Work item: Exactly the lines from the first line of the listing through the line containing "Method: UKS B3LYP, pcH-1" should appear in the output, unchanged.

Supplied data:
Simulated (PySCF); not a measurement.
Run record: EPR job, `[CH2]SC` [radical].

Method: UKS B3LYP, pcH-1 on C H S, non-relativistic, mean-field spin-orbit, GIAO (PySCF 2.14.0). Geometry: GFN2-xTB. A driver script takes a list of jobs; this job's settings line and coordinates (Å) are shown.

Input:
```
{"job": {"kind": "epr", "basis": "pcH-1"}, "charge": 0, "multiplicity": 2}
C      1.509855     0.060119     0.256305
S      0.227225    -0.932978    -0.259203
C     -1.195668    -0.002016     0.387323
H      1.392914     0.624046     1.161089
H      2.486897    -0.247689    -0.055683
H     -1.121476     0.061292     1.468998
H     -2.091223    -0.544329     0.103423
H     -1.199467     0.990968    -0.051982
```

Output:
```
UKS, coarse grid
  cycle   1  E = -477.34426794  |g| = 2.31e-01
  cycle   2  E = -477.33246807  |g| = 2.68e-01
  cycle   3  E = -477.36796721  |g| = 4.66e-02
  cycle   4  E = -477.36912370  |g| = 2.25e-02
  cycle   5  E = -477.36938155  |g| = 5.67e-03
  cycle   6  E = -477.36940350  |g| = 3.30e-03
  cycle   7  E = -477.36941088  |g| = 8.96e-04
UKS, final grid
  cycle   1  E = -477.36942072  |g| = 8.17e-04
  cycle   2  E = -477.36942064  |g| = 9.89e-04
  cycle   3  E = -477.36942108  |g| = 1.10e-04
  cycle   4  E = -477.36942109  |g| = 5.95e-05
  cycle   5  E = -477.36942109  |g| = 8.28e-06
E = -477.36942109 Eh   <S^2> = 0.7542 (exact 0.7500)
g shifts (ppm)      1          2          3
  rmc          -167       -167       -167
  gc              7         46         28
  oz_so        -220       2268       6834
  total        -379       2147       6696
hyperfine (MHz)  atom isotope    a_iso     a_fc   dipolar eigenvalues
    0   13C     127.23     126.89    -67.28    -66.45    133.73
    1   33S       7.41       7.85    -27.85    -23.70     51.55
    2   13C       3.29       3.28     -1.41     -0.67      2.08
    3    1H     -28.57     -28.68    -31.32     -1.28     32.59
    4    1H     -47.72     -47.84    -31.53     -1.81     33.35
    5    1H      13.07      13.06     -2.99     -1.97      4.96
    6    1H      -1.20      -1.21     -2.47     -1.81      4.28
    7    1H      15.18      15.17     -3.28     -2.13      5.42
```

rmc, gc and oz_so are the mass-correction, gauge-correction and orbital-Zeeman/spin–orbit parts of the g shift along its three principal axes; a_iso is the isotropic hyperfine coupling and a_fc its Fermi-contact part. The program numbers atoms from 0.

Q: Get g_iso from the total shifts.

Task answer:
Simulated (PySCF); not a measurement.
Run record: EPR job, `[CH2]SC` [radical].

Method: UKS B3LYP, pcH-1 on C H S, non-relativistic, mean-field spin-orbit, GIAO (PySCF 2.14.0). Geometry: GFN2-xTB. A driver script takes a list of jobs; this job's settings line and coordinates (Å) are shown.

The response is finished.